**Activity**
Would you transcribe all of the entries that follow, word for word?

**Source material**
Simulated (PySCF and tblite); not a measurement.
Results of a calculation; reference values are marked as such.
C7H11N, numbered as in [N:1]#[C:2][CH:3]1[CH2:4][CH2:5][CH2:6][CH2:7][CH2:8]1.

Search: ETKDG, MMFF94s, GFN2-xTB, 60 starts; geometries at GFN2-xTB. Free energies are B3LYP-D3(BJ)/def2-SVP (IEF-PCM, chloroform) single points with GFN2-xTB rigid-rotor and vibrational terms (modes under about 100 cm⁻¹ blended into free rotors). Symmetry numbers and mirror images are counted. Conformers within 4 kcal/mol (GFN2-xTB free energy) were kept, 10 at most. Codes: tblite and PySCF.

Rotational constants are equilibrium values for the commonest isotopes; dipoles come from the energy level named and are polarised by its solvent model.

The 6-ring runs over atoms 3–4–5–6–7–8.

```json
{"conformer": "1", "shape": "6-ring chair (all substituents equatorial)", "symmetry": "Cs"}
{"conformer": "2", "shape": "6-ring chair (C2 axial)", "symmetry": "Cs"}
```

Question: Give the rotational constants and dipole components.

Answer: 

**Solution**
Simulated (PySCF and tblite); not a measurement.
Results of a calculation; reference values are marked as such.
C7H11N, numbered as in [N:1]#[C:2][CH:3]1[CH2:4][CH2:5][CH2:6][CH2:7][CH2:8]1.

Search: ETKDG, MMFF94s, GFN2-xTB, 60 starts; geometries at GFN2-xTB. Free energies are B3LYP-D3(BJ)/def2-SVP (IEF-PCM, chloroform) single points with GFN2-xTB rigid-rotor and vibrational terms (modes under about 100 cm⁻¹ blended into free rotors). Symmetry numbers and mirror images are counted. Conformers within 4 kcal/mol (GFN2-xTB free energy) were kept, 10 at most. Codes: tblite and PySCF.

Rotational constants are equilibrium values for the commonest isotopes; dipoles come from the energy level named and are polarised by its solvent model.

The 6-ring runs over atoms 3–4–5–6–7–8.

```json
{"conformer": "1", "shape": "6-ring chair (all substituents equatorial)", "symmetry": "Cs"}
{"conformer": "2", "shape": "6-ring chair (C2 axial)", "symmetry": "Cs"}
```

Question: Give the rotational constants and dipole components.

Answer: 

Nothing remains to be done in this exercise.